-- Supplied data follows --
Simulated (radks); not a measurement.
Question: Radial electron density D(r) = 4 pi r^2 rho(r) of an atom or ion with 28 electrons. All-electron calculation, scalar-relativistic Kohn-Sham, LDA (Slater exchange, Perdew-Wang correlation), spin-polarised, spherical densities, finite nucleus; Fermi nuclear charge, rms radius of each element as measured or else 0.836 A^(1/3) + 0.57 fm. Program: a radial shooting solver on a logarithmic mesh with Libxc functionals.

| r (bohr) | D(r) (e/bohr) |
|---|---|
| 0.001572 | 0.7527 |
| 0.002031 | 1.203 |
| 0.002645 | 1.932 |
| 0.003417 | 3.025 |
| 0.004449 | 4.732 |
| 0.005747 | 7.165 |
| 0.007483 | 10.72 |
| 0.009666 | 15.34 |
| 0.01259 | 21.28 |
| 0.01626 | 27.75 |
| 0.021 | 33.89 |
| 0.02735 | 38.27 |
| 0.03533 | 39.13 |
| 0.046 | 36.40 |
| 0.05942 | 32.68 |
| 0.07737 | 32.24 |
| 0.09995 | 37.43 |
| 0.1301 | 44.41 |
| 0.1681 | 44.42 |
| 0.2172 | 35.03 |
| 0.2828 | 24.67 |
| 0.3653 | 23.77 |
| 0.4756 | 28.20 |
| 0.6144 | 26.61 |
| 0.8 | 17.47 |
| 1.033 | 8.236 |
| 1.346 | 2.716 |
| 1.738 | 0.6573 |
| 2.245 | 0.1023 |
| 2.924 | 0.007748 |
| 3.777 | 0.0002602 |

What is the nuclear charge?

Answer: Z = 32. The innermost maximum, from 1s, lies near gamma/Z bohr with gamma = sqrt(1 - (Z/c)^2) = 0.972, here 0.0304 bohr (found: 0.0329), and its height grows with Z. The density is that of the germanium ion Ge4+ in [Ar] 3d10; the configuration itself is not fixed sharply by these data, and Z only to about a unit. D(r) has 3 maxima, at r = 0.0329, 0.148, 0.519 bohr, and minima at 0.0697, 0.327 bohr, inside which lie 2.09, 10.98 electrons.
-- Supplied data concluded --

• **Work instruction**
Write out only the lines from the very start of the entries above to the line that includes "Question: Radial electron", both ends included, each one unchanged.

• **Problem solution**
Simulated (radks); not a measurement.
Question: Radial electron density D(r) = 4 pi r^2 rho(r) of an atom or ion with 28 electrons. All-electron calculation, scalar-relativistic Kohn-Sham, LDA (Slater exchange, Perdew-Wang correlation), spin-polarised, spherical densities, finite nucleus; Fermi nuclear charge, rms radius of each element as measured or else 0.836 A^(1/3) + 0.57 fm. Program: a radial shooting solver on a logarithmic mesh with Libxc functionals.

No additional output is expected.